# [Work task]
Every line of the material is to be duplicated precisely.

# [Given information]
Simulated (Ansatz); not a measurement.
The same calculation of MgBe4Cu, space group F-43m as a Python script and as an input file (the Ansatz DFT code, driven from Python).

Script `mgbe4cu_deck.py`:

# [Your response]
Simulated (Ansatz); not a measurement.
The same calculation of MgBe4Cu, space group F-43m as a Python script and as an input file (the Ansatz DFT code, driven from Python).

Script `mgbe4cu_deck.py`:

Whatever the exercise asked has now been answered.